*** Opening of Material shown ***
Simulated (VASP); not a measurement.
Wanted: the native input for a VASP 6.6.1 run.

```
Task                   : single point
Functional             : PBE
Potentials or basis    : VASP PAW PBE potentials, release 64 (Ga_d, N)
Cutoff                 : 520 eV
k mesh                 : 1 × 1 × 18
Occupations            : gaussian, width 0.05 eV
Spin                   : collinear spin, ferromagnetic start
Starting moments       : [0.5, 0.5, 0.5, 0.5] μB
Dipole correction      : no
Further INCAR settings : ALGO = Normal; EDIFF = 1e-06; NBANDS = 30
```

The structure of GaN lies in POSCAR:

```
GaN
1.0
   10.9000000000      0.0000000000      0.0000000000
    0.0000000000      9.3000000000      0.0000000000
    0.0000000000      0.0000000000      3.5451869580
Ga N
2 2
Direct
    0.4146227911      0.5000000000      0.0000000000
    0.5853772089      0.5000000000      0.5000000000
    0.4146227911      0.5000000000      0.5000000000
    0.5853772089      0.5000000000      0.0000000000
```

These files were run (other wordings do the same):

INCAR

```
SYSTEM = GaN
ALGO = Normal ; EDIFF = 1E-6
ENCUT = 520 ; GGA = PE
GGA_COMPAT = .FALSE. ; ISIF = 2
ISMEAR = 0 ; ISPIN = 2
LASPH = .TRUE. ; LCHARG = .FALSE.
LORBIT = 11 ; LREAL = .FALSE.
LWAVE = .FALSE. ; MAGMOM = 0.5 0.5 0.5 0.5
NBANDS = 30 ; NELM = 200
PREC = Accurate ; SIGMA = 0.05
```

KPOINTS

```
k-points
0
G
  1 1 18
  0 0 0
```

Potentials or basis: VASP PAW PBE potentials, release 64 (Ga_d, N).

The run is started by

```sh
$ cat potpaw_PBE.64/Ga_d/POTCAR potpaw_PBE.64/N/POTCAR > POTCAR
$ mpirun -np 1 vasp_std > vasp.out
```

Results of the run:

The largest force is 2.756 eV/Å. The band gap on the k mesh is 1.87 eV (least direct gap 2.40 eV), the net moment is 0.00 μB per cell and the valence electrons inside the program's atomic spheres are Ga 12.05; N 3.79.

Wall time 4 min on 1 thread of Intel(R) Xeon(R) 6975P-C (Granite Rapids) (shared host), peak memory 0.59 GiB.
*** Close of Material shown ***

### Brief
Every line above from the line with "The run is started by" to the line with "Results of the", inclusive, must be returned exactly; no other line belongs in the reply.

### Response area
The run is started by

```sh
$ cat potpaw_PBE.64/Ga_d/POTCAR potpaw_PBE.64/N/POTCAR > POTCAR
$ mpirun -np 1 vasp_std > vasp.out
```

Results of the run:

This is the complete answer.